§ **WORK ORDER**
What are the lines of the listing below, word for word, from the first down to the one that contains "Which Newman projection"?

§ **EXERCISE DATA**
────────────────────
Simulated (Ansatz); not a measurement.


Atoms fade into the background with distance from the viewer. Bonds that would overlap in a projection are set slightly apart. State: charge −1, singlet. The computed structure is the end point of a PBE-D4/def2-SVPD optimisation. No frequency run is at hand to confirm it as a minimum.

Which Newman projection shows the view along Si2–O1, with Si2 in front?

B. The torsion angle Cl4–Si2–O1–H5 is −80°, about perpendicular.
────────────────────

§ **RESPONSE AREA**
Simulated (Ansatz); not a measurement.


Atoms fade into the background with distance from the viewer. Bonds that would overlap in a projection are set slightly apart. State: charge −1, singlet. The computed structure is the end point of a PBE-D4/def2-SVPD optimisation. No frequency run is at hand to confirm it as a minimum.

Which Newman projection shows the view along Si2–O1, with Si2 in front?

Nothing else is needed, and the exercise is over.